** Opening Extracted information block **
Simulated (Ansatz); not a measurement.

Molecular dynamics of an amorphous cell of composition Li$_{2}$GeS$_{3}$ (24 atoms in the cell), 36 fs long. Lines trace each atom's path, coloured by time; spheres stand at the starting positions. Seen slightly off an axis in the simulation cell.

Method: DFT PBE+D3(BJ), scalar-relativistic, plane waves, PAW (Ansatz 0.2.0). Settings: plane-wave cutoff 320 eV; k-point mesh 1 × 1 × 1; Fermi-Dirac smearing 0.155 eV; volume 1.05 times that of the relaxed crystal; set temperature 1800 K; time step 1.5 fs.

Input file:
** Closing Extracted information block **

Restate word for word only the lines running from the beginning of the data to the line holding "Method: DFT PBE+D3(BJ), scalar-relativistic, plane", both included.

# Exercise result
Simulated (Ansatz); not a measurement.

Molecular dynamics of an amorphous cell of composition Li$_{2}$GeS$_{3}$ (24 atoms in the cell), 36 fs long. Lines trace each atom's path, coloured by time; spheres stand at the starting positions. Seen slightly off an axis in the simulation cell.

Method: DFT PBE+D3(BJ), scalar-relativistic, plane waves, PAW (Ansatz 0.2.0). Settings: plane-wave cutoff 320 eV; k-point mesh 1 × 1 × 1; Fermi-Dirac smearing 0.155 eV; volume 1.05 times that of the relaxed crystal; set temperature 1800 K; time step 1.5 fs.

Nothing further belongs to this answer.